=== Exercise ===
Repeat the data exactly, please.

=== Exercise data ===
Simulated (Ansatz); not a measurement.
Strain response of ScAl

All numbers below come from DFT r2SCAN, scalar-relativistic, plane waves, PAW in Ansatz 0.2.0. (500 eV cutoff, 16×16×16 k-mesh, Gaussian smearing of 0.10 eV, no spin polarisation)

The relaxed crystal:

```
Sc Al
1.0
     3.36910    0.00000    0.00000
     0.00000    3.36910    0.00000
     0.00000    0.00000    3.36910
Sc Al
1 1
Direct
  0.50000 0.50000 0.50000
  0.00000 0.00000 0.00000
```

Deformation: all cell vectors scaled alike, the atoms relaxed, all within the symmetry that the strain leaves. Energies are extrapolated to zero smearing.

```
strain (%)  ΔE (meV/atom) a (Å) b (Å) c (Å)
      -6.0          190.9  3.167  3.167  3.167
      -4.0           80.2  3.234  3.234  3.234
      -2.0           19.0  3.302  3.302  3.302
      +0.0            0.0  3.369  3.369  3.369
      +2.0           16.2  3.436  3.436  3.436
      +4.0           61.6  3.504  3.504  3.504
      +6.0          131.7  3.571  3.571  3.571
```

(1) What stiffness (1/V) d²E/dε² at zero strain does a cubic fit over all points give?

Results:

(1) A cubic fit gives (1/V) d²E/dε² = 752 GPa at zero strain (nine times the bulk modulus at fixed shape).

=== Exercise solution ===
Simulated (Ansatz); not a measurement.
Strain response of ScAl

All numbers below come from DFT r2SCAN, scalar-relativistic, plane waves, PAW in Ansatz 0.2.0. (500 eV cutoff, 16×16×16 k-mesh, Gaussian smearing of 0.10 eV, no spin polarisation)

The relaxed crystal:

```
Sc Al
1.0
     3.36910    0.00000    0.00000
     0.00000    3.36910    0.00000
     0.00000    0.00000    3.36910
Sc Al
1 1
Direct
  0.50000 0.50000 0.50000
  0.00000 0.00000 0.00000
```

Deformation: all cell vectors scaled alike, the atoms relaxed, all within the symmetry that the strain leaves. Energies are extrapolated to zero smearing.

```
strain (%)  ΔE (meV/atom) a (Å) b (Å) c (Å)
      -6.0          190.9  3.167  3.167  3.167
      -4.0           80.2  3.234  3.234  3.234
      -2.0           19.0  3.302  3.302  3.302
      +0.0            0.0  3.369  3.369  3.369
      +2.0           16.2  3.436  3.436  3.436
      +4.0           61.6  3.504  3.504  3.504
      +6.0          131.7  3.571  3.571  3.571
```

(1) What stiffness (1/V) d²E/dε² at zero strain does a cubic fit over all points give?

Results:

(1) A cubic fit gives (1/V) d²E/dε² = 752 GPa at zero strain (nine times the bulk modulus at fixed shape).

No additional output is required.